Brief
Write out, word for word, only the data from its first line to the line containing "Functional | revPBE |".

Material supplied
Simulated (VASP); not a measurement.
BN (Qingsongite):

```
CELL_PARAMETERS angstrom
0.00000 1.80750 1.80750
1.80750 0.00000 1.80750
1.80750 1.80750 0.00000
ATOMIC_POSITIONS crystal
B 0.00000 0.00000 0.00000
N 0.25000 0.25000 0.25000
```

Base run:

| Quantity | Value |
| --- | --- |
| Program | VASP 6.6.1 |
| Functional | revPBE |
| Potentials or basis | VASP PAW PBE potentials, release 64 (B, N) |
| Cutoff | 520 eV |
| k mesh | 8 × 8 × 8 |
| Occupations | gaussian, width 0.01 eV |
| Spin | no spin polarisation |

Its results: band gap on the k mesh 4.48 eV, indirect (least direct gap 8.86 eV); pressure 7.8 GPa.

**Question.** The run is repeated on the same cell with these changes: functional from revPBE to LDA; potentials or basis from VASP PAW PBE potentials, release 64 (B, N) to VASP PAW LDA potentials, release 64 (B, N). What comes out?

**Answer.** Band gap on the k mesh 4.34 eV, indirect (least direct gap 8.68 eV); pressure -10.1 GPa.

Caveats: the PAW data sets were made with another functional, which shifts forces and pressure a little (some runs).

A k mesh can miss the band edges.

Your response
Simulated (VASP); not a measurement.
BN (Qingsongite):

```
CELL_PARAMETERS angstrom
0.00000 1.80750 1.80750
1.80750 0.00000 1.80750
1.80750 1.80750 0.00000
ATOMIC_POSITIONS crystal
B 0.00000 0.00000 0.00000
N 0.25000 0.25000 0.25000
```

Base run:

| Quantity | Value |
| --- | --- |
| Program | VASP 6.6.1 |
| Functional | revPBE |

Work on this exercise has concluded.